(Extracted entries Opens)
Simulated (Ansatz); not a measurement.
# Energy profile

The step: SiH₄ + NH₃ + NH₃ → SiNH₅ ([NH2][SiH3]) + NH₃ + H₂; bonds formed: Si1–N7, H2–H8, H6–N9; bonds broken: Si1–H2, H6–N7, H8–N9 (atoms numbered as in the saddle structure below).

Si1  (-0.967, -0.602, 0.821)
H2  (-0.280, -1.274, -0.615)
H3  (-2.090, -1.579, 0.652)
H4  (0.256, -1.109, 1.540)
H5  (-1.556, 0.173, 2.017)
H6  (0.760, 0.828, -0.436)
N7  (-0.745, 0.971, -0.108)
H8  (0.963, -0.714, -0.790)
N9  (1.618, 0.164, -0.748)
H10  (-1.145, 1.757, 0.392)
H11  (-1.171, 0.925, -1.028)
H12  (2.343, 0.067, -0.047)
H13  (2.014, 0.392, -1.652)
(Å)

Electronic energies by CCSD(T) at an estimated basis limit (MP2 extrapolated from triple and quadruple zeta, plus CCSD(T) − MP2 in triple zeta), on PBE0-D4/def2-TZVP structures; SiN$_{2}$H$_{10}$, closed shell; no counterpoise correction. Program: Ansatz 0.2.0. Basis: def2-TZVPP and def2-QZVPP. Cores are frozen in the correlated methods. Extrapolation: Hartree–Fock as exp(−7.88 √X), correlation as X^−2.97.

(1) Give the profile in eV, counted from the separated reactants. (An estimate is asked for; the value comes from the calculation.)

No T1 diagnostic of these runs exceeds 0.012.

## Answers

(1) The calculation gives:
(Extracted entries Closes)

§ Assigned task:
The whole of the material above needs to be copied exactly.

§ Answer space:
Simulated (Ansatz); not a measurement.
# Energy profile

The step: SiH₄ + NH₃ + NH₃ → SiNH₅ ([NH2][SiH3]) + NH₃ + H₂; bonds formed: Si1–N7, H2–H8, H6–N9; bonds broken: Si1–H2, H6–N7, H8–N9 (atoms numbered as in the saddle structure below).

Si1  (-0.967, -0.602, 0.821)
H2  (-0.280, -1.274, -0.615)
H3  (-2.090, -1.579, 0.652)
H4  (0.256, -1.109, 1.540)
H5  (-1.556, 0.173, 2.017)
H6  (0.760, 0.828, -0.436)
N7  (-0.745, 0.971, -0.108)
H8  (0.963, -0.714, -0.790)
N9  (1.618, 0.164, -0.748)
H10  (-1.145, 1.757, 0.392)
H11  (-1.171, 0.925, -1.028)
H12  (2.343, 0.067, -0.047)
H13  (2.014, 0.392, -1.652)
(Å)

Electronic energies by CCSD(T) at an estimated basis limit (MP2 extrapolated from triple and quadruple zeta, plus CCSD(T) − MP2 in triple zeta), on PBE0-D4/def2-TZVP structures; SiN$_{2}$H$_{10}$, closed shell; no counterpoise correction. Program: Ansatz 0.2.0. Basis: def2-TZVPP and def2-QZVPP. Cores are frozen in the correlated methods. Extrapolation: Hartree–Fock as exp(−7.88 √X), correlation as X^−2.97.

(1) Give the profile in eV, counted from the separated reactants. (An estimate is asked for; the value comes from the calculation.)

No T1 diagnostic of these runs exceeds 0.012.

## Answers

(1) The calculation gives:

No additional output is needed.